- [Entries provided]:
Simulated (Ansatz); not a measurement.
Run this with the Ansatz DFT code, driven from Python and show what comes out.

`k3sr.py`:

- [Activity]:
In full and without error, transcribe the listing.

- [Answer section]:
Simulated (Ansatz); not a measurement.
Run this with the Ansatz DFT code, driven from Python and show what comes out.

`k3sr.py`:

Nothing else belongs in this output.